• Excerpted data:
□ □ □ □

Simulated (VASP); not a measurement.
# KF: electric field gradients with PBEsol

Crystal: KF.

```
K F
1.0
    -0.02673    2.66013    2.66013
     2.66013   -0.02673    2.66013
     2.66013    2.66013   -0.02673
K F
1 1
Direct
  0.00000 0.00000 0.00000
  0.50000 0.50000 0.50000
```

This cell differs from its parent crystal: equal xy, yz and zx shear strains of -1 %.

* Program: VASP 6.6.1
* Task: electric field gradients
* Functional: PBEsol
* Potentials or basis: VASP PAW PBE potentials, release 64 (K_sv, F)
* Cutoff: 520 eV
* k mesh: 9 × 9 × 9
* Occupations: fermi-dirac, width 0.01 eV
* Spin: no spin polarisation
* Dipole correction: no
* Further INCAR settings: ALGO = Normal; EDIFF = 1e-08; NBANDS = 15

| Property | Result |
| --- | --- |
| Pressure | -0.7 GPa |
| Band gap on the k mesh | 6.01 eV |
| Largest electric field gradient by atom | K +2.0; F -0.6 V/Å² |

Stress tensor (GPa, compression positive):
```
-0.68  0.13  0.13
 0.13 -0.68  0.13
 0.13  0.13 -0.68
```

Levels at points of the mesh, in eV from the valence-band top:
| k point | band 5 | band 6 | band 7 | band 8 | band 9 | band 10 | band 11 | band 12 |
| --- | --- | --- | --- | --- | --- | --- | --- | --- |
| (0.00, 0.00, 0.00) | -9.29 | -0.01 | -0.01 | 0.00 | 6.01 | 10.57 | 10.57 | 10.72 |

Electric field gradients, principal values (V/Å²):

□ □ □ □

• Assigned task:
Reproduce the data exactly. Keep every line intact.

• Exercise response:
Simulated (VASP); not a measurement.
# KF: electric field gradients with PBEsol

Crystal: KF.

```
K F
1.0
    -0.02673    2.66013    2.66013
     2.66013   -0.02673    2.66013
     2.66013    2.66013   -0.02673
K F
1 1
Direct
  0.00000 0.00000 0.00000
  0.50000 0.50000 0.50000
```

This cell differs from its parent crystal: equal xy, yz and zx shear strains of -1 %.

* Program: VASP 6.6.1
* Task: electric field gradients
* Functional: PBEsol
* Potentials or basis: VASP PAW PBE potentials, release 64 (K_sv, F)
* Cutoff: 520 eV
* k mesh: 9 × 9 × 9
* Occupations: fermi-dirac, width 0.01 eV
* Spin: no spin polarisation
* Dipole correction: no
* Further INCAR settings: ALGO = Normal; EDIFF = 1e-08; NBANDS = 15

| Property | Result |
| --- | --- |
| Pressure | -0.7 GPa |
| Band gap on the k mesh | 6.01 eV |
| Largest electric field gradient by atom | K +2.0; F -0.6 V/Å² |

Stress tensor (GPa, compression positive):
```
-0.68  0.13  0.13
 0.13 -0.68  0.13
 0.13  0.13 -0.68
```

Levels at points of the mesh, in eV from the valence-band top:
| k point | band 5 | band 6 | band 7 | band 8 | band 9 | band 10 | band 11 | band 12 |
| --- | --- | --- | --- | --- | --- | --- | --- | --- |
| (0.00, 0.00, 0.00) | -9.29 | -0.01 | -0.01 | 0.00 | 6.01 | 10.57 | 10.57 | 10.72 |

Electric field gradients, principal values (V/Å²):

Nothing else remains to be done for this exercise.